Information:
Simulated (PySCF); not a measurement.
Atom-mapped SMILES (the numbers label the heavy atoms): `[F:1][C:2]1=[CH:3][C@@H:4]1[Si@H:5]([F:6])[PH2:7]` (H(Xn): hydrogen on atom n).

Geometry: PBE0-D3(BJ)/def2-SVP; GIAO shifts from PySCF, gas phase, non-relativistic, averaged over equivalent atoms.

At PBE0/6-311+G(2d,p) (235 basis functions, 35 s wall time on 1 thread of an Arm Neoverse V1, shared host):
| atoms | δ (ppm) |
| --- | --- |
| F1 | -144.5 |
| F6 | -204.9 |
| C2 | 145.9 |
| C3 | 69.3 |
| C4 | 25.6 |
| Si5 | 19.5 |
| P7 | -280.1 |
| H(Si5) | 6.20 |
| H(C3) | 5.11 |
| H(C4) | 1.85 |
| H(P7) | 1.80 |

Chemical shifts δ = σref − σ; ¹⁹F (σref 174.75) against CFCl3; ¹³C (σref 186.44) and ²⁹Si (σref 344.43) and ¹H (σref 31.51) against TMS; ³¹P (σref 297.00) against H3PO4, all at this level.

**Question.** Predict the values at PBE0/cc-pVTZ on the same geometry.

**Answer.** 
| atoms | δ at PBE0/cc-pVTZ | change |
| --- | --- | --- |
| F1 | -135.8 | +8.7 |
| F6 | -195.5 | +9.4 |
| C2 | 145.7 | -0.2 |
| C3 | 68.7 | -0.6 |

Work order: Repeat each record above precisely as written.

Problem solution:
Simulated (PySCF); not a measurement.
Atom-mapped SMILES (the numbers label the heavy atoms): `[F:1][C:2]1=[CH:3][C@@H:4]1[Si@H:5]([F:6])[PH2:7]` (H(Xn): hydrogen on atom n).

Geometry: PBE0-D3(BJ)/def2-SVP; GIAO shifts from PySCF, gas phase, non-relativistic, averaged over equivalent atoms.

At PBE0/6-311+G(2d,p) (235 basis functions, 35 s wall time on 1 thread of an Arm Neoverse V1, shared host):
| atoms | δ (ppm) |
| --- | --- |
| F1 | -144.5 |
| F6 | -204.9 |
| C2 | 145.9 |
| C3 | 69.3 |
| C4 | 25.6 |
| Si5 | 19.5 |
| P7 | -280.1 |
| H(Si5) | 6.20 |
| H(C3) | 5.11 |
| H(C4) | 1.85 |
| H(P7) | 1.80 |

Chemical shifts δ = σref − σ; ¹⁹F (σref 174.75) against CFCl3; ¹³C (σref 186.44) and ²⁹Si (σref 344.43) and ¹H (σref 31.51) against TMS; ³¹P (σref 297.00) against H3PO4, all at this level.

**Question.** Predict the values at PBE0/cc-pVTZ on the same geometry.

**Answer.** 
| atoms | δ at PBE0/cc-pVTZ | change |
| --- | --- | --- |
| F1 | -135.8 | +8.7 |
| F6 | -195.5 | +9.4 |
| C2 | 145.7 | -0.2 |
| C3 | 68.7 | -0.6 |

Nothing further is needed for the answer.